Work instruction: Each entry in the block below needs to be copied out exactly.

The data:
☆ ☆ ☆ ☆

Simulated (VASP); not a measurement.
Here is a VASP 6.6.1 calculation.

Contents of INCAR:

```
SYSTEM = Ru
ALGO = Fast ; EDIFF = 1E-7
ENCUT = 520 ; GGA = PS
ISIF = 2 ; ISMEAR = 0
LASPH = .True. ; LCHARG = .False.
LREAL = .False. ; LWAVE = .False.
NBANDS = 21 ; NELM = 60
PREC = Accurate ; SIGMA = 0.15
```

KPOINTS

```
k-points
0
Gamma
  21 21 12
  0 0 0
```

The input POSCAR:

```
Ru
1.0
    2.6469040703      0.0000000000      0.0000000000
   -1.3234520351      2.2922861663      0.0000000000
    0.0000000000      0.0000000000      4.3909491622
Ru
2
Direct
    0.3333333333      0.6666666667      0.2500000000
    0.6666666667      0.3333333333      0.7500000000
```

☆ ☆ ☆ ☆

Reply:
Simulated (VASP); not a measurement.
Here is a VASP 6.6.1 calculation.

Contents of INCAR:

```
SYSTEM = Ru
ALGO = Fast ; EDIFF = 1E-7
ENCUT = 520 ; GGA = PS
ISIF = 2 ; ISMEAR = 0
LASPH = .True. ; LCHARG = .False.
LREAL = .False. ; LWAVE = .False.
NBANDS = 21 ; NELM = 60
PREC = Accurate ; SIGMA = 0.15
```

KPOINTS

```
k-points
0
Gamma
  21 21 12
  0 0 0
```

The input POSCAR:

```
Ru
1.0
    2.6469040703      0.0000000000      0.0000000000
   -1.3234520351      2.2922861663      0.0000000000
    0.0000000000      0.0000000000      4.3909491622
Ru
2
Direct
    0.3333333333      0.6666666667      0.2500000000
    0.6666666667      0.3333333333      0.7500000000
```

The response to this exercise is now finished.